■ Material shown ■
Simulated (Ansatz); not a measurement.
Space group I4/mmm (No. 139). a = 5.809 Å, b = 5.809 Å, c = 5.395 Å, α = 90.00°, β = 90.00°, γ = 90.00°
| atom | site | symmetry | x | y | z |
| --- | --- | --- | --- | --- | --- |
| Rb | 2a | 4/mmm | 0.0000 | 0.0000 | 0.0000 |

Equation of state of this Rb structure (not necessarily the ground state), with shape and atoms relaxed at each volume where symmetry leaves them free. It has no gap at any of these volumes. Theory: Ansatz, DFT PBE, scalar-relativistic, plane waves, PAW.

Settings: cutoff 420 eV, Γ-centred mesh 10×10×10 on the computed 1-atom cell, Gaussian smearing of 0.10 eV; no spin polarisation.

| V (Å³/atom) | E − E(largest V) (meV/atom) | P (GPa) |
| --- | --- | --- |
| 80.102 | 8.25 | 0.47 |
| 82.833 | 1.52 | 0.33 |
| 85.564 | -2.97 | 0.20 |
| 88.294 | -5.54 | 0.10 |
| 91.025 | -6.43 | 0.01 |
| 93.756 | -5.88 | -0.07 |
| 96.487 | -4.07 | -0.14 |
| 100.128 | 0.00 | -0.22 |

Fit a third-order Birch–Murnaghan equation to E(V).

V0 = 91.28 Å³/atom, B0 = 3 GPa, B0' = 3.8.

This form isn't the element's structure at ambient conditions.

■ Work instruction ■
Using the entries above, output exactly the lines between the line holding "(meV/atom) | P (GPa) |" and the line holding "Fit a third-order", end lines included, and nothing more.

■ Answer box ■
| V (Å³/atom) | E − E(largest V) (meV/atom) | P (GPa) |
| --- | --- | --- |
| 80.102 | 8.25 | 0.47 |
| 82.833 | 1.52 | 0.33 |
| 85.564 | -2.97 | 0.20 |
| 88.294 | -5.54 | 0.10 |
| 91.025 | -6.43 | 0.01 |
| 93.756 | -5.88 | -0.07 |
| 96.487 | -4.07 | -0.14 |
| 100.128 | 0.00 | -0.22 |

Fit a third-order Birch–Murnaghan equation to E(V).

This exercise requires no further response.